__EXERCISE__
Use the entries below and reproduce exactly the lines from the one containing "64 (Hf_pv, O)" down to the one containing "Cutoff: 520 eV", both of them included.

Start of GIVEN ENTRIES

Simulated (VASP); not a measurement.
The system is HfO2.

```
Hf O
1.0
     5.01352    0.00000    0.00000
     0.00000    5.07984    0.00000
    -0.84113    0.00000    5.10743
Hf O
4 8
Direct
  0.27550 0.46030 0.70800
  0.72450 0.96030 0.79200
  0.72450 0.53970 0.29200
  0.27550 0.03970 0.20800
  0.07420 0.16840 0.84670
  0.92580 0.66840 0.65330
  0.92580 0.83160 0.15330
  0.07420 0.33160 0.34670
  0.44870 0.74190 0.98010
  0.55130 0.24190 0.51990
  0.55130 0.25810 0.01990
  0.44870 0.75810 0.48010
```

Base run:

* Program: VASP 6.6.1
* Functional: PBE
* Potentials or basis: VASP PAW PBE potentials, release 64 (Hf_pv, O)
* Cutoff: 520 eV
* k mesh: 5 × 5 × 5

End of GIVEN ENTRIES

__RESULT__
* Potentials or basis: VASP PAW PBE potentials, release 64 (Hf_pv, O)
* Cutoff: 520 eV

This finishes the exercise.